Work item
Could you print every line from the first one of the records below through the line containing "Level of theory: PBEsol", with both included and nothing else?

*** Records shown Section Begins ***

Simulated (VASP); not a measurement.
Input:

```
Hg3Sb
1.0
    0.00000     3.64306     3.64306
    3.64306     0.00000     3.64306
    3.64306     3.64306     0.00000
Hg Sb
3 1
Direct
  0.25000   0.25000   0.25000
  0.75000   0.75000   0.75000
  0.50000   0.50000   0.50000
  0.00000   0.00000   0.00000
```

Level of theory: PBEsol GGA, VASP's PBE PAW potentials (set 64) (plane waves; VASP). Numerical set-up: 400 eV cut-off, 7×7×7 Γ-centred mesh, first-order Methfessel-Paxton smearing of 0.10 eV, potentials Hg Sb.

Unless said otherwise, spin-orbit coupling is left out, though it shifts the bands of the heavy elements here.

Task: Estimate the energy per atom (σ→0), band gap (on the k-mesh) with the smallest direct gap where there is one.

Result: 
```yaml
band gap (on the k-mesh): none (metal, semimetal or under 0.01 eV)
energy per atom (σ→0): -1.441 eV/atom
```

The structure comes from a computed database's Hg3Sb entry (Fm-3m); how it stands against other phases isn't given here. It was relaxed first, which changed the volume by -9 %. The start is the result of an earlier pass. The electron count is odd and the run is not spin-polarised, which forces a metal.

*** Records shown Section Ends ***

Task solution
Simulated (VASP); not a measurement.
Input:

```
Hg3Sb
1.0
    0.00000     3.64306     3.64306
    3.64306     0.00000     3.64306
    3.64306     3.64306     0.00000
Hg Sb
3 1
Direct
  0.25000   0.25000   0.25000
  0.75000   0.75000   0.75000
  0.50000   0.50000   0.50000
  0.00000   0.00000   0.00000
```

Level of theory: PBEsol GGA, VASP's PBE PAW potentials (set 64) (plane waves; VASP). Numerical set-up: 400 eV cut-off, 7×7×7 Γ-centred mesh, first-order Methfessel-Paxton smearing of 0.10 eV, potentials Hg Sb.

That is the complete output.